:: Assignment ::
Give back only the lines in the records below from the one with "- Potentials or" to the one with "Its results: pressure -2.5 GPa.", both inclusive, word for word.

:: Extracted records ::
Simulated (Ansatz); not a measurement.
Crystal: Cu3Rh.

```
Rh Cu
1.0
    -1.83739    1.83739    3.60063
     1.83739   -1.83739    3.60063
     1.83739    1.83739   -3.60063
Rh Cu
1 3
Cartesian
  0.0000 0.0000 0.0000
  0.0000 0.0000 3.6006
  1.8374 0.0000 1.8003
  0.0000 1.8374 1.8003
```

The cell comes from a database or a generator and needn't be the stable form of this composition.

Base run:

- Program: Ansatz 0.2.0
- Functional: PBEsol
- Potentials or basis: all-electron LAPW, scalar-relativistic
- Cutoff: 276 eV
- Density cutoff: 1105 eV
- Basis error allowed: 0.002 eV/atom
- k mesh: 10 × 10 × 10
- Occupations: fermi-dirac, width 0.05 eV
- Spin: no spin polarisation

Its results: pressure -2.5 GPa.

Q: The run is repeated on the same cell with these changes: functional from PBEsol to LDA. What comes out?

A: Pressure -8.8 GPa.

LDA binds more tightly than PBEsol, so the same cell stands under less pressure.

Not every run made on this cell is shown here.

:: Answer box ::
- Potentials or basis: all-electron LAPW, scalar-relativistic
- Cutoff: 276 eV
- Density cutoff: 1105 eV
- Basis error allowed: 0.002 eV/atom
- k mesh: 10 × 10 × 10
- Occupations: fermi-dirac, width 0.05 eV
- Spin: no spin polarisation

Its results: pressure -2.5 GPa.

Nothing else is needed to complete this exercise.